▶ Task item: From the first line to the last, write out the material verbatim.

▶ Record excerpts:
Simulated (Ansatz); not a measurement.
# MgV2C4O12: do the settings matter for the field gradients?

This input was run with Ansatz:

▶ Exercise result:
Simulated (Ansatz); not a measurement.
# MgV2C4O12: do the settings matter for the field gradients?

This input was run with Ansatz:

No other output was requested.